### ACTIVITY
Below is a set of records; print all of them exactly as written.

### RECORDED INFORMATION
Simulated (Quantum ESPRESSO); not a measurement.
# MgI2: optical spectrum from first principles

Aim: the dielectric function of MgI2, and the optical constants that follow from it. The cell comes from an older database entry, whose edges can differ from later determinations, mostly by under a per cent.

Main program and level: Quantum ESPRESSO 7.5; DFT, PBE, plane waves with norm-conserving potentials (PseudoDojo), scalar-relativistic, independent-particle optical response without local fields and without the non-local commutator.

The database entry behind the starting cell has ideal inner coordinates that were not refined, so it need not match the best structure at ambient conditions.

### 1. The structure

### EXERCISE RESPONSE
Simulated (Quantum ESPRESSO); not a measurement.
# MgI2: optical spectrum from first principles

Aim: the dielectric function of MgI2, and the optical constants that follow from it. The cell comes from an older database entry, whose edges can differ from later determinations, mostly by under a per cent.

Main program and level: Quantum ESPRESSO 7.5; DFT, PBE, plane waves with norm-conserving potentials (PseudoDojo), scalar-relativistic, independent-particle optical response without local fields and without the non-local commutator.

The database entry behind the starting cell has ideal inner coordinates that were not refined, so it need not match the best structure at ambient conditions.

### 1. The structure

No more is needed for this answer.